• Work request
Copy verbatim the material from its first line to the line that holds "Left contact: ohmic.", including that line.

• Data excerpts
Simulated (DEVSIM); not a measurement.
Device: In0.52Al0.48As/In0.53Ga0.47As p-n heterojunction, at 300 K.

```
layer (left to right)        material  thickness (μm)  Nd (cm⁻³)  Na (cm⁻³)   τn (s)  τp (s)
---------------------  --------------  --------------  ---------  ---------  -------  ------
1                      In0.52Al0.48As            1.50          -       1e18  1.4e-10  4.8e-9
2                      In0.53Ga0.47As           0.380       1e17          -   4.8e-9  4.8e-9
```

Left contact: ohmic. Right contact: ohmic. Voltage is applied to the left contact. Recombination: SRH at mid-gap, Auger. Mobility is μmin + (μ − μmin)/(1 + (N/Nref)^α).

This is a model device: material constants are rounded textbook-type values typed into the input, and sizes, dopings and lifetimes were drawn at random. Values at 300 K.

• Answer section
Simulated (DEVSIM); not a measurement.
Device: In0.52Al0.48As/In0.53Ga0.47As p-n heterojunction, at 300 K.

```
layer (left to right)        material  thickness (μm)  Nd (cm⁻³)  Na (cm⁻³)   τn (s)  τp (s)
---------------------  --------------  --------------  ---------  ---------  -------  ------
1                      In0.52Al0.48As            1.50          -       1e18  1.4e-10  4.8e-9
2                      In0.53Ga0.47As           0.380       1e17          -   4.8e-9  4.8e-9
```

Left contact: ohmic. Right contact: ohmic. Voltage is applied to the left contact. Recombination: SRH at mid-gap, Auger. Mobility is μmin + (μ − μmin)/(1 + (N/Nref)^α).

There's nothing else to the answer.